________________________________________

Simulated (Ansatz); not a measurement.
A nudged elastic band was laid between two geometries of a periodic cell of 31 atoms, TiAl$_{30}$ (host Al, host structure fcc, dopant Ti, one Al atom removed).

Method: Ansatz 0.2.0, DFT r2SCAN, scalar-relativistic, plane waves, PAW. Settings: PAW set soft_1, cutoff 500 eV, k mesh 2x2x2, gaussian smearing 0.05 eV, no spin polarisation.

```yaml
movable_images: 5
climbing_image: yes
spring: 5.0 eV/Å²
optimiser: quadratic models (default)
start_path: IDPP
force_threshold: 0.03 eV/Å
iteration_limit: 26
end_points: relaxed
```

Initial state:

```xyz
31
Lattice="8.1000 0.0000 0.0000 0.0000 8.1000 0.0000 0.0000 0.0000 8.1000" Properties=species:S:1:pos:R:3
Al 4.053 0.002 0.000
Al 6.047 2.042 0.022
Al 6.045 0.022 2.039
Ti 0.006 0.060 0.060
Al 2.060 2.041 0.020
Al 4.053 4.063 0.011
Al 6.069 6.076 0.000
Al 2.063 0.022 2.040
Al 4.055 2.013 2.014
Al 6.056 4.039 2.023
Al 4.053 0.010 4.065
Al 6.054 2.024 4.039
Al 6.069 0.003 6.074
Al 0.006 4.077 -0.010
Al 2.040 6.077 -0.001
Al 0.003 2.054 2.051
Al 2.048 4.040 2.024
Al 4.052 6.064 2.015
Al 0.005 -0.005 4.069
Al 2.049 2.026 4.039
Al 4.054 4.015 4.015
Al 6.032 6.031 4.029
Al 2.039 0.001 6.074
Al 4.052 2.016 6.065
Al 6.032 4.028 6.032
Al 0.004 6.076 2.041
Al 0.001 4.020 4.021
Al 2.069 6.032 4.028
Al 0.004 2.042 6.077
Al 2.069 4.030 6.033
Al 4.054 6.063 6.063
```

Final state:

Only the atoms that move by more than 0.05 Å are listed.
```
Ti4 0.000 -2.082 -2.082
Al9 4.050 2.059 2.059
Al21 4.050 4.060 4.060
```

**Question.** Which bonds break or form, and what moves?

________________________________________

WORK REQUEST >> Output, please, only the lines running from the start of the entries through the line that contains "A nudged elastic", including both of those lines.

PROBLEM SOLUTION >>
Simulated (Ansatz); not a measurement.
A nudged elastic band was laid between two geometries of a periodic cell of 31 atoms, TiAl$_{30}$ (host Al, host structure fcc, dopant Ti, one Al atom removed).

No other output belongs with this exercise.